■ Work request
The reply must return each line of the data exactly.

■ Record extracts
⁂

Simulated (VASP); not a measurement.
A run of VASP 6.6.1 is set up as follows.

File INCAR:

⁂

■ Solution
Simulated (VASP); not a measurement.
A run of VASP 6.6.1 is set up as follows.

File INCAR:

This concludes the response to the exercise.